BRIEF:
The whole listing below should be output again, word for word.

##### EXTRACTED MATERIAL #####

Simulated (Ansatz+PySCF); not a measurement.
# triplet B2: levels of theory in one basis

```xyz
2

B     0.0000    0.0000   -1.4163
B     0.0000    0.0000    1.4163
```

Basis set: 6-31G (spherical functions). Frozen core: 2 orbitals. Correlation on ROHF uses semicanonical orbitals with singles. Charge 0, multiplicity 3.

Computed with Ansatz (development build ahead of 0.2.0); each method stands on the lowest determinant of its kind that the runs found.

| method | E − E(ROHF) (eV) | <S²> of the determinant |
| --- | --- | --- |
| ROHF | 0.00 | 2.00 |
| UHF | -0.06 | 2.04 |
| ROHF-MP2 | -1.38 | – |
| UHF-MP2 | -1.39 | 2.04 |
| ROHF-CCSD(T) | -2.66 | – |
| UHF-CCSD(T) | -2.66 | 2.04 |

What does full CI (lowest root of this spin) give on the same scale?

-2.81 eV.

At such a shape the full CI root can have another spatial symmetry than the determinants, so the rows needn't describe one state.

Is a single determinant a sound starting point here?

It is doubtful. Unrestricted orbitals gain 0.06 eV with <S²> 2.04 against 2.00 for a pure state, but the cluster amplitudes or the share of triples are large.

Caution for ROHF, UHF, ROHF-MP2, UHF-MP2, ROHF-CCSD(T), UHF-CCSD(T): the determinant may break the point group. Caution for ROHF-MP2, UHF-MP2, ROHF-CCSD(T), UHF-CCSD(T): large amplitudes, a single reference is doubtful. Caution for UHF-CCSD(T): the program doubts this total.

#####

SOLUTION:
Simulated (Ansatz+PySCF); not a measurement.
# triplet B2: levels of theory in one basis

```xyz
2

B     0.0000    0.0000   -1.4163
B     0.0000    0.0000    1.4163
```

Basis set: 6-31G (spherical functions). Frozen core: 2 orbitals. Correlation on ROHF uses semicanonical orbitals with singles. Charge 0, multiplicity 3.

Computed with Ansatz (development build ahead of 0.2.0); each method stands on the lowest determinant of its kind that the runs found.

| method | E − E(ROHF) (eV) | <S²> of the determinant |
| --- | --- | --- |
| ROHF | 0.00 | 2.00 |
| UHF | -0.06 | 2.04 |
| ROHF-MP2 | -1.38 | – |
| UHF-MP2 | -1.39 | 2.04 |
| ROHF-CCSD(T) | -2.66 | – |
| UHF-CCSD(T) | -2.66 | 2.04 |

What does full CI (lowest root of this spin) give on the same scale?

-2.81 eV.

At such a shape the full CI root can have another spatial symmetry than the determinants, so the rows needn't describe one state.

Is a single determinant a sound starting point here?

It is doubtful. Unrestricted orbitals gain 0.06 eV with <S²> 2.04 against 2.00 for a pure state, but the cluster amplitudes or the share of triples are large.

Caution for ROHF, UHF, ROHF-MP2, UHF-MP2, ROHF-CCSD(T), UHF-CCSD(T): the determinant may break the point group. Caution for ROHF-MP2, UHF-MP2, ROHF-CCSD(T), UHF-CCSD(T): large amplitudes, a single reference is doubtful. Caution for UHF-CCSD(T): the program doubts this total.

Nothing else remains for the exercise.